BRIEF
Please return, with no alterations, the lines below from the very first through the one that contains "- HF/6-31G*, ΔH°(298 K), kJ: 384".

(RECORDS PROVIDED begins)

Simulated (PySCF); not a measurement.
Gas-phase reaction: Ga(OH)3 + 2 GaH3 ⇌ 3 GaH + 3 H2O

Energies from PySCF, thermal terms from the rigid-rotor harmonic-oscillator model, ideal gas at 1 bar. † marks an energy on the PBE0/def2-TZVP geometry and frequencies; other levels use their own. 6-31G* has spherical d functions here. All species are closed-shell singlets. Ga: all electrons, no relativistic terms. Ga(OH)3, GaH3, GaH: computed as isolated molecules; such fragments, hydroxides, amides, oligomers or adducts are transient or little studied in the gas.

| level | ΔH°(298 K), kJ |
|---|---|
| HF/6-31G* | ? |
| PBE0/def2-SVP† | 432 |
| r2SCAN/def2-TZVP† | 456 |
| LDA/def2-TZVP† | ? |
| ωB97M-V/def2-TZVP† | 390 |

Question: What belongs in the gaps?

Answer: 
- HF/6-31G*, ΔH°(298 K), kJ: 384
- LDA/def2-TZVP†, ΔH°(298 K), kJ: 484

(RECORDS PROVIDED ends)

ANSWER SECTION
Simulated (PySCF); not a measurement.
Gas-phase reaction: Ga(OH)3 + 2 GaH3 ⇌ 3 GaH + 3 H2O

Energies from PySCF, thermal terms from the rigid-rotor harmonic-oscillator model, ideal gas at 1 bar. † marks an energy on the PBE0/def2-TZVP geometry and frequencies; other levels use their own. 6-31G* has spherical d functions here. All species are closed-shell singlets. Ga: all electrons, no relativistic terms. Ga(OH)3, GaH3, GaH: computed as isolated molecules; such fragments, hydroxides, amides, oligomers or adducts are transient or little studied in the gas.

| level | ΔH°(298 K), kJ |
|---|---|
| HF/6-31G* | ? |
| PBE0/def2-SVP† | 432 |
| r2SCAN/def2-TZVP† | 456 |
| LDA/def2-TZVP† | ? |
| ωB97M-V/def2-TZVP† | 390 |

Question: What belongs in the gaps?

Answer: 
- HF/6-31G*, ΔH°(298 K), kJ: 384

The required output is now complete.